* **Exercise**
Restate word for word the lines of the data below, from the first through the one that has "parent | value |".

━━━━━━━━

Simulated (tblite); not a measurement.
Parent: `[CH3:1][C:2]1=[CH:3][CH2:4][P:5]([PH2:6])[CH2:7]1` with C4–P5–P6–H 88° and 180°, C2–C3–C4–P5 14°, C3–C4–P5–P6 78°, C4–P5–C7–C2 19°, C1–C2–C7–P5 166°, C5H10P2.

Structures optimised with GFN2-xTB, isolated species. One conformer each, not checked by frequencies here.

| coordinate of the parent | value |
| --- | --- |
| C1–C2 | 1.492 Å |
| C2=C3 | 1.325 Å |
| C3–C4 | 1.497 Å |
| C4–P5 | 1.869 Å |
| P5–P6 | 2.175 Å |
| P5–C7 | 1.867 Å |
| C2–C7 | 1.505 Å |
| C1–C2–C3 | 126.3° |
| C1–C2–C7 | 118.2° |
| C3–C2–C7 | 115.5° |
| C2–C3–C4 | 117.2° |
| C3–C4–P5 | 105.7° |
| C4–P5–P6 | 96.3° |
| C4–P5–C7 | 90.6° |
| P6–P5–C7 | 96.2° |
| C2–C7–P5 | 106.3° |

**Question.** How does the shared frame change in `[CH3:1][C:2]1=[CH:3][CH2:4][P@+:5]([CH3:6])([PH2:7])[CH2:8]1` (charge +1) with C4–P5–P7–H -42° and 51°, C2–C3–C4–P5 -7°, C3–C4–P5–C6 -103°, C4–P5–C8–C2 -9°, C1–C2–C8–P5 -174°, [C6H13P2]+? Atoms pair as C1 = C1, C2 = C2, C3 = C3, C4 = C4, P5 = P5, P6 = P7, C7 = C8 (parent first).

━━━━━━━━

* **Response box**
Simulated (tblite); not a measurement.
Parent: `[CH3:1][C:2]1=[CH:3][CH2:4][P:5]([PH2:6])[CH2:7]1` with C4–P5–P6–H 88° and 180°, C2–C3–C4–P5 14°, C3–C4–P5–P6 78°, C4–P5–C7–C2 19°, C1–C2–C7–P5 166°, C5H10P2.

Structures optimised with GFN2-xTB, isolated species. One conformer each, not checked by frequencies here.

| coordinate of the parent | value |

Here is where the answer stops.